→ Data extracts
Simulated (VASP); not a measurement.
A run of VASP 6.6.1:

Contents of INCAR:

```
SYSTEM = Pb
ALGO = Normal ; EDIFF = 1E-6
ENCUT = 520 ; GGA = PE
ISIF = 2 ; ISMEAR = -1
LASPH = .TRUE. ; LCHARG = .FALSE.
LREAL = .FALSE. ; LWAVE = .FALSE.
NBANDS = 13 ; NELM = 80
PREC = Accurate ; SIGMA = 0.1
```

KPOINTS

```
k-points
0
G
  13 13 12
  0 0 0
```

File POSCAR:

→ Exercise
Your answer must be the complete data, repeated word for word.

→ Solution
Simulated (VASP); not a measurement.
A run of VASP 6.6.1:

Contents of INCAR:

```
SYSTEM = Pb
ALGO = Normal ; EDIFF = 1E-6
ENCUT = 520 ; GGA = PE
ISIF = 2 ; ISMEAR = -1
LASPH = .TRUE. ; LCHARG = .FALSE.
LREAL = .FALSE. ; LWAVE = .FALSE.
NBANDS = 13 ; NELM = 80
PREC = Accurate ; SIGMA = 0.1
```

KPOINTS

```
k-points
0
G
  13 13 12
  0 0 0
```

File POSCAR:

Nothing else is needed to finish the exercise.